■ MATERIAL PROVIDED:
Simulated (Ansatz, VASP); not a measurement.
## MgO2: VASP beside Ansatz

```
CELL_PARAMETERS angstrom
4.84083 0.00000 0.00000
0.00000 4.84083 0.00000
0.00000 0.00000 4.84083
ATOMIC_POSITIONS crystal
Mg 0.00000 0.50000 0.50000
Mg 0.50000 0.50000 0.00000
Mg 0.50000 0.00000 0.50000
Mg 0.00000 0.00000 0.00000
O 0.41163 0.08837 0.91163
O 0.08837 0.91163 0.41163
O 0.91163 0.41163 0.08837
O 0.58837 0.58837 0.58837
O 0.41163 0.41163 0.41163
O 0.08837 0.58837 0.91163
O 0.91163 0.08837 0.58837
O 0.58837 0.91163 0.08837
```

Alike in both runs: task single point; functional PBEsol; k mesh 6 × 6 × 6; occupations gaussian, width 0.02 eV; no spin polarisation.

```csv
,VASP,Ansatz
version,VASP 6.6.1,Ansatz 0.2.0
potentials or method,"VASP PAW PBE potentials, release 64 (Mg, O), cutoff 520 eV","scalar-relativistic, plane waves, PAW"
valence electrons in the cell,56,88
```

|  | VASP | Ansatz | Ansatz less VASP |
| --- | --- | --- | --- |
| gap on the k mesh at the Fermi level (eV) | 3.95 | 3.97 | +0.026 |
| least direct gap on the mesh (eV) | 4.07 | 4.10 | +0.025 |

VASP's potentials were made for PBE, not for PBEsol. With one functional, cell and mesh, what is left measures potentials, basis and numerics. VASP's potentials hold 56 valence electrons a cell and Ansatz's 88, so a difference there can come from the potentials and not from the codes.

■ ACTION ITEM: Look above for the line that contains "less VASP |". Starting there, transcribe every line exactly until you have copied the line that contains "4.10 | +0.025 |".

■ ANSWER BOX:
|  | VASP | Ansatz | Ansatz less VASP |
| --- | --- | --- | --- |
| gap on the k mesh at the Fermi level (eV) | 3.95 | 3.97 | +0.026 |
| least direct gap on the mesh (eV) | 4.07 | 4.10 | +0.025 |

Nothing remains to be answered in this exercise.